====

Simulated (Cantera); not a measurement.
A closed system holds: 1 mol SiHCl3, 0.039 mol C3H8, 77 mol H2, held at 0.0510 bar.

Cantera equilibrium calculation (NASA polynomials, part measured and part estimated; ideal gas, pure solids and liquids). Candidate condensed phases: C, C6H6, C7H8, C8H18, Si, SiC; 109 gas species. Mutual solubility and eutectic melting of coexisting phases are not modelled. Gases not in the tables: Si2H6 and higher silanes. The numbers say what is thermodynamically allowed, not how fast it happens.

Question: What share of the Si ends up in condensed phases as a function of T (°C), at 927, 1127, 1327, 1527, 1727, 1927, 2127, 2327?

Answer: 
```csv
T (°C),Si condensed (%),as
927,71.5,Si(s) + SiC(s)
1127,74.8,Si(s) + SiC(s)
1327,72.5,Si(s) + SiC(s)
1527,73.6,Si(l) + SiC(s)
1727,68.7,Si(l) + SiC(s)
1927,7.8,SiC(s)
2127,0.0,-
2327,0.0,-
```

====

▶ **Assigned task**: Beginning at the top of the entries above, output each line exactly, and end with the line in which "A closed system" appears.

▶ **Response**:
Simulated (Cantera); not a measurement.
A closed system holds: 1 mol SiHCl3, 0.039 mol C3H8, 77 mol H2, held at 0.0510 bar.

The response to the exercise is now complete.